==== EXTRACTED MATERIAL ====

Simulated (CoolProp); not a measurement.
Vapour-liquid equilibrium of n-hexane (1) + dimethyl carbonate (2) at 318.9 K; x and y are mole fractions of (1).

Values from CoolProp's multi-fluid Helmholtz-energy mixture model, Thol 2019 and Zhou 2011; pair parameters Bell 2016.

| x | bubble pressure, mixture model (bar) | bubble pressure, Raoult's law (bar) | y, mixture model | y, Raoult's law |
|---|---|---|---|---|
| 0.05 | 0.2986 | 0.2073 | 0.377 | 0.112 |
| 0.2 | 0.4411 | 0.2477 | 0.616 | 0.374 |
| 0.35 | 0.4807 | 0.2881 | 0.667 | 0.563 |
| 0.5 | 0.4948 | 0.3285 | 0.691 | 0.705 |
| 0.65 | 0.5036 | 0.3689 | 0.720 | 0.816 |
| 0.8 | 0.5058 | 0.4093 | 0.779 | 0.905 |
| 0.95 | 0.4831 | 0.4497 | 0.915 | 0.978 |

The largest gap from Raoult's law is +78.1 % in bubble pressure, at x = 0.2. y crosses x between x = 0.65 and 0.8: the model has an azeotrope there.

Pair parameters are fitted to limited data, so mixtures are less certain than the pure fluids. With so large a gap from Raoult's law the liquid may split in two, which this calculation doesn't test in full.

====

Restate the material above exactly, leaving nothing out.

• _YOUR RESPONSE_
Simulated (CoolProp); not a measurement.
Vapour-liquid equilibrium of n-hexane (1) + dimethyl carbonate (2) at 318.9 K; x and y are mole fractions of (1).

Values from CoolProp's multi-fluid Helmholtz-energy mixture model, Thol 2019 and Zhou 2011; pair parameters Bell 2016.

| x | bubble pressure, mixture model (bar) | bubble pressure, Raoult's law (bar) | y, mixture model | y, Raoult's law |
|---|---|---|---|---|
| 0.05 | 0.2986 | 0.2073 | 0.377 | 0.112 |
| 0.2 | 0.4411 | 0.2477 | 0.616 | 0.374 |
| 0.35 | 0.4807 | 0.2881 | 0.667 | 0.563 |
| 0.5 | 0.4948 | 0.3285 | 0.691 | 0.705 |
| 0.65 | 0.5036 | 0.3689 | 0.720 | 0.816 |
| 0.8 | 0.5058 | 0.4093 | 0.779 | 0.905 |
| 0.95 | 0.4831 | 0.4497 | 0.915 | 0.978 |

The largest gap from Raoult's law is +78.1 % in bubble pressure, at x = 0.2. y crosses x between x = 0.65 and 0.8: the model has an azeotrope there.

Pair parameters are fitted to limited data, so mixtures are less certain than the pure fluids. With so large a gap from Raoult's law the liquid may split in two, which this calculation doesn't test in full.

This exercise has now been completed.